Required action — A word-for-word restatement of the listing is the only acceptable answer.

··· Data shown ···

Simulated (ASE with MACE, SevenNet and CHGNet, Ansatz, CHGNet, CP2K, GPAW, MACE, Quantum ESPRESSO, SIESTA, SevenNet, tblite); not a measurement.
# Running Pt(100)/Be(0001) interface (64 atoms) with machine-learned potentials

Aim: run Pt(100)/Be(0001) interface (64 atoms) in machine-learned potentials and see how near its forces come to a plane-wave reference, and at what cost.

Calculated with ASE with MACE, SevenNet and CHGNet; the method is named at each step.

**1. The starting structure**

···

Task response —
Simulated (ASE with MACE, SevenNet and CHGNet, Ansatz, CHGNet, CP2K, GPAW, MACE, Quantum ESPRESSO, SIESTA, SevenNet, tblite); not a measurement.
# Running Pt(100)/Be(0001) interface (64 atoms) with machine-learned potentials

Aim: run Pt(100)/Be(0001) interface (64 atoms) in machine-learned potentials and see how near its forces come to a plane-wave reference, and at what cost.

Calculated with ASE with MACE, SevenNet and CHGNet; the method is named at each step.

**1. The starting structure**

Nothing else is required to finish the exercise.